REQUIREMENT:
Begin with the first line of the entries below. Copy each line exactly, stopping after the one that contains "Computed with UKS".

INFORMATION:

● ● ● ●

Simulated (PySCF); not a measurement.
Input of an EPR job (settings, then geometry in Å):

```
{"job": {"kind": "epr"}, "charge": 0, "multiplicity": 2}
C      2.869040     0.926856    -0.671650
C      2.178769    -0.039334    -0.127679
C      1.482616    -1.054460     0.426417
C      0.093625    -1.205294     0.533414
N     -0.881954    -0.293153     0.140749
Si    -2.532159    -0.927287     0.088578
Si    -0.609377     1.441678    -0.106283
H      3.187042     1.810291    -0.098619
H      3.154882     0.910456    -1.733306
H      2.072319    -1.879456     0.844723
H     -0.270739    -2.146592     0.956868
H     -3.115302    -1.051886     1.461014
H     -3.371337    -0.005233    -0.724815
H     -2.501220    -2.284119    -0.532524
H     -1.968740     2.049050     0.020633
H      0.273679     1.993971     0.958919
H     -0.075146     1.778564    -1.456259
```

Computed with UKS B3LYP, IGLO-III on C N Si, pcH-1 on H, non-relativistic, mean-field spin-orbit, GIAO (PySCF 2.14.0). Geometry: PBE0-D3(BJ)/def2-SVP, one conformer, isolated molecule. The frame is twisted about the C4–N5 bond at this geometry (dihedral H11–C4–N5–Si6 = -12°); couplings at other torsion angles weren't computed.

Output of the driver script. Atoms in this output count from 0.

● ● ● ●

RESPONSE AREA:
Simulated (PySCF); not a measurement.
Input of an EPR job (settings, then geometry in Å):

```
{"job": {"kind": "epr"}, "charge": 0, "multiplicity": 2}
C      2.869040     0.926856    -0.671650
C      2.178769    -0.039334    -0.127679
C      1.482616    -1.054460     0.426417
C      0.093625    -1.205294     0.533414
N     -0.881954    -0.293153     0.140749
Si    -2.532159    -0.927287     0.088578
Si    -0.609377     1.441678    -0.106283
H      3.187042     1.810291    -0.098619
H      3.154882     0.910456    -1.733306
H      2.072319    -1.879456     0.844723
H     -0.270739    -2.146592     0.956868
H     -3.115302    -1.051886     1.461014
H     -3.371337    -0.005233    -0.724815
H     -2.501220    -2.284119    -0.532524
H     -1.968740     2.049050     0.020633
H      0.273679     1.993971     0.958919
H     -0.075146     1.778564    -1.456259
```

Computed with UKS B3LYP, IGLO-III on C N Si, pcH-1 on H, non-relativistic, mean-field spin-orbit, GIAO (PySCF 2.14.0). Geometry: PBE0-D3(BJ)/def2-SVP, one conformer, isolated molecule. The frame is twisted about the C4–N5 bond at this geometry (dihedral H11–C4–N5–Si6 = -12°); couplings at other torsion angles weren't computed.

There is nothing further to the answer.